> [Requirement]:
In the listing below, find the line with "Input, command and" and the line with "Method: Ansatz 0.2.0, DFT". Repeat those two lines and all lines between them exactly.

> [Entries supplied]:
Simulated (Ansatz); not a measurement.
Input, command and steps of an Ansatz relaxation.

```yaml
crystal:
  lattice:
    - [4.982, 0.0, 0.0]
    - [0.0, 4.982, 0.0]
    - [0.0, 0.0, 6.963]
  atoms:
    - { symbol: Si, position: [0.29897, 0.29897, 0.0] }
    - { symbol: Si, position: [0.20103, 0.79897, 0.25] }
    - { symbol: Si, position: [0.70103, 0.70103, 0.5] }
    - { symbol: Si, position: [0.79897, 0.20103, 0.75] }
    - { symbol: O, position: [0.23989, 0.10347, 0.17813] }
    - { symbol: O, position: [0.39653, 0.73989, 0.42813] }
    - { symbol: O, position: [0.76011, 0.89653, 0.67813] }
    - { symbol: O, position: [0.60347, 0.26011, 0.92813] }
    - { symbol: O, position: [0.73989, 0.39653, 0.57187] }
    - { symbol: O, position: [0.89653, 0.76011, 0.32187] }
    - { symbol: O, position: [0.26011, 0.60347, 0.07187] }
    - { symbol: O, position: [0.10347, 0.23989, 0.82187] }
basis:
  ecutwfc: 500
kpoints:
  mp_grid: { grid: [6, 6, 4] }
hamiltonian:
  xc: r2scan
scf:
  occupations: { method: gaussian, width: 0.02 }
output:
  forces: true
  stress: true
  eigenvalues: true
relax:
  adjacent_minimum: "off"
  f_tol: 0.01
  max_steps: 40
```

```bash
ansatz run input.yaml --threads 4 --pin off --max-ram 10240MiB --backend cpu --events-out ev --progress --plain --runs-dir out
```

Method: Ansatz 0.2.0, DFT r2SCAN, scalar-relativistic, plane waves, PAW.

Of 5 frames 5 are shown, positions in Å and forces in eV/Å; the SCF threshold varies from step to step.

> [Answer area]:
Input, command and steps of an Ansatz relaxation.

```yaml
crystal:
  lattice:
    - [4.982, 0.0, 0.0]
    - [0.0, 4.982, 0.0]
    - [0.0, 0.0, 6.963]
  atoms:
    - { symbol: Si, position: [0.29897, 0.29897, 0.0] }
    - { symbol: Si, position: [0.20103, 0.79897, 0.25] }
    - { symbol: Si, position: [0.70103, 0.70103, 0.5] }
    - { symbol: Si, position: [0.79897, 0.20103, 0.75] }
    - { symbol: O, position: [0.23989, 0.10347, 0.17813] }
    - { symbol: O, position: [0.39653, 0.73989, 0.42813] }
    - { symbol: O, position: [0.76011, 0.89653, 0.67813] }
    - { symbol: O, position: [0.60347, 0.26011, 0.92813] }
    - { symbol: O, position: [0.73989, 0.39653, 0.57187] }
    - { symbol: O, position: [0.89653, 0.76011, 0.32187] }
    - { symbol: O, position: [0.26011, 0.60347, 0.07187] }
    - { symbol: O, position: [0.10347, 0.23989, 0.82187] }
basis:
  ecutwfc: 500
kpoints:
  mp_grid: { grid: [6, 6, 4] }
hamiltonian:
  xc: r2scan
scf:
  occupations: { method: gaussian, width: 0.02 }
output:
  forces: true
  stress: true
  eigenvalues: true
relax:
  adjacent_minimum: "off"
  f_tol: 0.01
  max_steps: 40
```

```bash
ansatz run input.yaml --threads 4 --pin off --max-ram 10240MiB --backend cpu --events-out ev --progress --plain --runs-dir out
```

Method: Ansatz 0.2.0, DFT r2SCAN, scalar-relativistic, plane waves, PAW.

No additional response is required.